**GIVEN DATA:**
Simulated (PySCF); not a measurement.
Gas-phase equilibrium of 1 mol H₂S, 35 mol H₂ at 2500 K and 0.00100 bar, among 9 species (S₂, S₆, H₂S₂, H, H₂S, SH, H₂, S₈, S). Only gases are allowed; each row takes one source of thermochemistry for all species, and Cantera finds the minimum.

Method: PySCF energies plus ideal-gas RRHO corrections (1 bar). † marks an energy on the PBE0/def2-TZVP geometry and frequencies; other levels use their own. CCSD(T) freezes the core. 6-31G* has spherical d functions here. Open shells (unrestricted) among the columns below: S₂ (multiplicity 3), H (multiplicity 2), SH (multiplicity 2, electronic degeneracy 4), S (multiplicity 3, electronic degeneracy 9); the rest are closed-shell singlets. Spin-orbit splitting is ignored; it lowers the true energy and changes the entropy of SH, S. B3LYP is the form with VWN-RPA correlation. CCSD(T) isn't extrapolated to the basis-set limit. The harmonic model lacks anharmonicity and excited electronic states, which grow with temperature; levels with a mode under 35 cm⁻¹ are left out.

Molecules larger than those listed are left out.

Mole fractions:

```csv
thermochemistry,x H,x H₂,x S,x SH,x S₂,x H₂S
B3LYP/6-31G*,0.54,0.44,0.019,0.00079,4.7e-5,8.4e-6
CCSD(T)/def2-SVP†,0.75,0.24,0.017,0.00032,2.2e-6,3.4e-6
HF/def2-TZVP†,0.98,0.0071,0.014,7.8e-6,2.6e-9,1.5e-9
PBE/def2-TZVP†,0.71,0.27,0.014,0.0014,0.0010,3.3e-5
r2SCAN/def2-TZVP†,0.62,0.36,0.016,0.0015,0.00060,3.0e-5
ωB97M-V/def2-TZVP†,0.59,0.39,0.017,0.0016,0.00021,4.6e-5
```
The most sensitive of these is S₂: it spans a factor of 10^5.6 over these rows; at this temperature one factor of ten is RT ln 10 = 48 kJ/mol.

**REQUIREMENT:** Quote the records from their first line to the line with "Method: PySCF energies", inclusive, without adding or dropping anything.

**TASK OUTPUT:**
Simulated (PySCF); not a measurement.
Gas-phase equilibrium of 1 mol H₂S, 35 mol H₂ at 2500 K and 0.00100 bar, among 9 species (S₂, S₆, H₂S₂, H, H₂S, SH, H₂, S₈, S). Only gases are allowed; each row takes one source of thermochemistry for all species, and Cantera finds the minimum.

Method: PySCF energies plus ideal-gas RRHO corrections (1 bar). † marks an energy on the PBE0/def2-TZVP geometry and frequencies; other levels use their own. CCSD(T) freezes the core. 6-31G* has spherical d functions here. Open shells (unrestricted) among the columns below: S₂ (multiplicity 3), H (multiplicity 2), SH (multiplicity 2, electronic degeneracy 4), S (multiplicity 3, electronic degeneracy 9); the rest are closed-shell singlets. Spin-orbit splitting is ignored; it lowers the true energy and changes the entropy of SH, S. B3LYP is the form with VWN-RPA correlation. CCSD(T) isn't extrapolated to the basis-set limit. The harmonic model lacks anharmonicity and excited electronic states, which grow with temperature; levels with a mode under 35 cm⁻¹ are left out.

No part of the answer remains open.